## WORK REQUEST
Could you please repeat the data below word for word?

-- RECORDS PROVIDED follows --

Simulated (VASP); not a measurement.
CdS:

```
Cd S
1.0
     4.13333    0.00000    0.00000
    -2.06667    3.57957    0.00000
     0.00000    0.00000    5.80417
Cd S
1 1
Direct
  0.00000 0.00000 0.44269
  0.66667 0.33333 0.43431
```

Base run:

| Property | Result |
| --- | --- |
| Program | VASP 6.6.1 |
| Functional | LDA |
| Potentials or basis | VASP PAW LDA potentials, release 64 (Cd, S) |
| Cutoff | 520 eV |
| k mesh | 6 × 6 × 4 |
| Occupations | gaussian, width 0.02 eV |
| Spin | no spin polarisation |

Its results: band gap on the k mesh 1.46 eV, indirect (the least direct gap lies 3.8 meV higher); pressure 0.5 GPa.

-- RECORDS PROVIDED concluded --

## SOLUTION
Simulated (VASP); not a measurement.
CdS:

```
Cd S
1.0
     4.13333    0.00000    0.00000
    -2.06667    3.57957    0.00000
     0.00000    0.00000    5.80417
Cd S
1 1
Direct
  0.00000 0.00000 0.44269
  0.66667 0.33333 0.43431
```

Base run:

| Property | Result |
| --- | --- |
| Program | VASP 6.6.1 |
| Functional | LDA |
| Potentials or basis | VASP PAW LDA potentials, release 64 (Cd, S) |
| Cutoff | 520 eV |
| k mesh | 6 × 6 × 4 |
| Occupations | gaussian, width 0.02 eV |
| Spin | no spin polarisation |

Its results: band gap on the k mesh 1.46 eV, indirect (the least direct gap lies 3.8 meV higher); pressure 0.5 GPa.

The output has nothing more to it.